_Work task_. All of the records are to be reproduced exactly.

_Material shown_.
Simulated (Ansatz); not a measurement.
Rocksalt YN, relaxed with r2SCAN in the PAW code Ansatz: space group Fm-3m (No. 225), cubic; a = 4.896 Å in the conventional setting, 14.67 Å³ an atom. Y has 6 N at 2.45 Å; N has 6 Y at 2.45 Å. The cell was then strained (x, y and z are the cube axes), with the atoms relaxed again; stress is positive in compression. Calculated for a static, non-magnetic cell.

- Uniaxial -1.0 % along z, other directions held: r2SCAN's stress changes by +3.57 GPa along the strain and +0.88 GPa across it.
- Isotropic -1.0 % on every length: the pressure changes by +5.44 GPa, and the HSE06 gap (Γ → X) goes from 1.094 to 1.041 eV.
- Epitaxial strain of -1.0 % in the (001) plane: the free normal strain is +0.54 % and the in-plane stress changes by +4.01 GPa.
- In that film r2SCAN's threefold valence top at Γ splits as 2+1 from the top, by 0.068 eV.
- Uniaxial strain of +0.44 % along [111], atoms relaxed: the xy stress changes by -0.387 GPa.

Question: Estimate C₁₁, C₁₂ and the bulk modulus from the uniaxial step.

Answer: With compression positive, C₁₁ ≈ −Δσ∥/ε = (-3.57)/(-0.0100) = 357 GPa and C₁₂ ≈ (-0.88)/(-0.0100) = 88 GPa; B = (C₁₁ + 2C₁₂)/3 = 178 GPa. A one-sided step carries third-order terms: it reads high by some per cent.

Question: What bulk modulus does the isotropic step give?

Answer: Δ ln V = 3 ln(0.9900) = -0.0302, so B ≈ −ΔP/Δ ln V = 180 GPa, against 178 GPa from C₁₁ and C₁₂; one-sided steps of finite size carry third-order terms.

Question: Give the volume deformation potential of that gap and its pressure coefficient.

_Task response_.
Simulated (Ansatz); not a measurement.
Rocksalt YN, relaxed with r2SCAN in the PAW code Ansatz: space group Fm-3m (No. 225), cubic; a = 4.896 Å in the conventional setting, 14.67 Å³ an atom. Y has 6 N at 2.45 Å; N has 6 Y at 2.45 Å. The cell was then strained (x, y and z are the cube axes), with the atoms relaxed again; stress is positive in compression. Calculated for a static, non-magnetic cell.

- Uniaxial -1.0 % along z, other directions held: r2SCAN's stress changes by +3.57 GPa along the strain and +0.88 GPa across it.
- Isotropic -1.0 % on every length: the pressure changes by +5.44 GPa, and the HSE06 gap (Γ → X) goes from 1.094 to 1.041 eV.
- Epitaxial strain of -1.0 % in the (001) plane: the free normal strain is +0.54 % and the in-plane stress changes by +4.01 GPa.
- In that film r2SCAN's threefold valence top at Γ splits as 2+1 from the top, by 0.068 eV.
- Uniaxial strain of +0.44 % along [111], atoms relaxed: the xy stress changes by -0.387 GPa.

Question: Estimate C₁₁, C₁₂ and the bulk modulus from the uniaxial step.

Answer: With compression positive, C₁₁ ≈ −Δσ∥/ε = (-3.57)/(-0.0100) = 357 GPa and C₁₂ ≈ (-0.88)/(-0.0100) = 88 GPa; B = (C₁₁ + 2C₁₂)/3 = 178 GPa. A one-sided step carries third-order terms: it reads high by some per cent.

Question: What bulk modulus does the isotropic step give?

Answer: Δ ln V = 3 ln(0.9900) = -0.0302, so B ≈ −ΔP/Δ ln V = 180 GPa, against 178 GPa from C₁₁ and C₁₂; one-sided steps of finite size carry third-order terms.

Question: Give the volume deformation potential of that gap and its pressure coefficient.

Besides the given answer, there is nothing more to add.